Please repeat the listing in its entirety, without any alteration.

==*==
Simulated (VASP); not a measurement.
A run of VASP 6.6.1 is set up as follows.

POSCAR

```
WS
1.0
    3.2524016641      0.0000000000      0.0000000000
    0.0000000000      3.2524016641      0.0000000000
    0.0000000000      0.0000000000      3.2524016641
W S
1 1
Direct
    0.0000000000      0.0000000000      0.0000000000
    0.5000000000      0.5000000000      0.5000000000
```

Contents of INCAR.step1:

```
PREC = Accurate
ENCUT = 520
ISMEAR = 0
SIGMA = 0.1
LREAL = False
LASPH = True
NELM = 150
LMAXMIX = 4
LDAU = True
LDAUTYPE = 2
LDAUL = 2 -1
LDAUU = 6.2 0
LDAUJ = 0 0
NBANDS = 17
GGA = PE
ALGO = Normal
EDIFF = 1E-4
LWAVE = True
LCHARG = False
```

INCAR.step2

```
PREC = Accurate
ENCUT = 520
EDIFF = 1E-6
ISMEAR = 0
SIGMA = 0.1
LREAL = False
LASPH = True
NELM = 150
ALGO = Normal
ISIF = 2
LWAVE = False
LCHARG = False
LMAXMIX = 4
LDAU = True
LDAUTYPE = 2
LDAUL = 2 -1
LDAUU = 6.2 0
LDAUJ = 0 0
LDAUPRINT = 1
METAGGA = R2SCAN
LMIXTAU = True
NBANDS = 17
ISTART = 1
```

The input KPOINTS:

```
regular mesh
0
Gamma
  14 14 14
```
==*==

## Task answer
Simulated (VASP); not a measurement.
A run of VASP 6.6.1 is set up as follows.

POSCAR

```
WS
1.0
    3.2524016641      0.0000000000      0.0000000000
    0.0000000000      3.2524016641      0.0000000000
    0.0000000000      0.0000000000      3.2524016641
W S
1 1
Direct
    0.0000000000      0.0000000000      0.0000000000
    0.5000000000      0.5000000000      0.5000000000
```

Contents of INCAR.step1:

```
PREC = Accurate
ENCUT = 520
ISMEAR = 0
SIGMA = 0.1
LREAL = False
LASPH = True
NELM = 150
LMAXMIX = 4
LDAU = True
LDAUTYPE = 2
LDAUL = 2 -1
LDAUU = 6.2 0
LDAUJ = 0 0
NBANDS = 17
GGA = PE
ALGO = Normal
EDIFF = 1E-4
LWAVE = True
LCHARG = False
```

INCAR.step2

```
PREC = Accurate
ENCUT = 520
EDIFF = 1E-6
ISMEAR = 0
SIGMA = 0.1
LREAL = False
LASPH = True
NELM = 150
ALGO = Normal
ISIF = 2
LWAVE = False
LCHARG = False
LMAXMIX = 4
LDAU = True
LDAUTYPE = 2
LDAUL = 2 -1
LDAUU = 6.2 0
LDAUJ = 0 0
LDAUPRINT = 1
METAGGA = R2SCAN
LMIXTAU = True
NBANDS = 17
ISTART = 1
```

The input KPOINTS:

```
regular mesh
0
Gamma
  14 14 14
```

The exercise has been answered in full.